The reply should consist of the entire listing, word for word.

##### STUDY MATERIAL

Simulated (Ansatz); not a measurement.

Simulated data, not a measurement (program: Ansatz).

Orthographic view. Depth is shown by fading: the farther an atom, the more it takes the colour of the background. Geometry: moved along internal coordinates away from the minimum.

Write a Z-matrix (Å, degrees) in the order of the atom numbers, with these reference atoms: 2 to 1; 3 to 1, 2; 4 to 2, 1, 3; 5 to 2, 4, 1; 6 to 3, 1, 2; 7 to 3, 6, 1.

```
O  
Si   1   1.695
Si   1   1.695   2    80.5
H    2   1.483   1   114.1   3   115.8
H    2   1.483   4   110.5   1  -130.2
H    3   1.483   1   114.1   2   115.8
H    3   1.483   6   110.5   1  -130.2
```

##########

= RESPONSE =
Simulated (Ansatz); not a measurement.

Simulated data, not a measurement (program: Ansatz).

Orthographic view. Depth is shown by fading: the farther an atom, the more it takes the colour of the background. Geometry: moved along internal coordinates away from the minimum.

Write a Z-matrix (Å, degrees) in the order of the atom numbers, with these reference atoms: 2 to 1; 3 to 1, 2; 4 to 2, 1, 3; 5 to 2, 4, 1; 6 to 3, 1, 2; 7 to 3, 6, 1.

```
O  
Si   1   1.695
Si   1   1.695   2    80.5
H    2   1.483   1   114.1   3   115.8
H    2   1.483   4   110.5   1  -130.2
H    3   1.483   1   114.1   2   115.8
H    3   1.483   6   110.5   1  -130.2
```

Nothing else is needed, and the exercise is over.